Extracted material>
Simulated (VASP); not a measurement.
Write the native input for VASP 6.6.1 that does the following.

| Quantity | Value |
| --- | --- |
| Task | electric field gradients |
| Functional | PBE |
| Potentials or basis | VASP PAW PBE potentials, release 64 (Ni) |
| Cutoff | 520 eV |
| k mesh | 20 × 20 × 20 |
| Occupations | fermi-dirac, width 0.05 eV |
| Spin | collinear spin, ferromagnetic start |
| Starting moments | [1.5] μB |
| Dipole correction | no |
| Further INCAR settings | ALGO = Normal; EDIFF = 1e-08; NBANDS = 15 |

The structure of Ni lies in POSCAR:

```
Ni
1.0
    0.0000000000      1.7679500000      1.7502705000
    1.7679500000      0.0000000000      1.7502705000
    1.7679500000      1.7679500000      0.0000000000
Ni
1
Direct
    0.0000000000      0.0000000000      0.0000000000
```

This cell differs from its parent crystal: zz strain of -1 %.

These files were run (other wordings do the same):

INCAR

Assignment>
The records above need to be retyped in full, exactly as they stand.

Written reply>
Simulated (VASP); not a measurement.
Write the native input for VASP 6.6.1 that does the following.

| Quantity | Value |
| --- | --- |
| Task | electric field gradients |
| Functional | PBE |
| Potentials or basis | VASP PAW PBE potentials, release 64 (Ni) |
| Cutoff | 520 eV |
| k mesh | 20 × 20 × 20 |
| Occupations | fermi-dirac, width 0.05 eV |
| Spin | collinear spin, ferromagnetic start |
| Starting moments | [1.5] μB |
| Dipole correction | no |
| Further INCAR settings | ALGO = Normal; EDIFF = 1e-08; NBANDS = 15 |

The structure of Ni lies in POSCAR:

```
Ni
1.0
    0.0000000000      1.7679500000      1.7502705000
    1.7679500000      0.0000000000      1.7502705000
    1.7679500000      1.7679500000      0.0000000000
Ni
1
Direct
    0.0000000000      0.0000000000      0.0000000000
```

This cell differs from its parent crystal: zz strain of -1 %.

These files were run (other wordings do the same):

INCAR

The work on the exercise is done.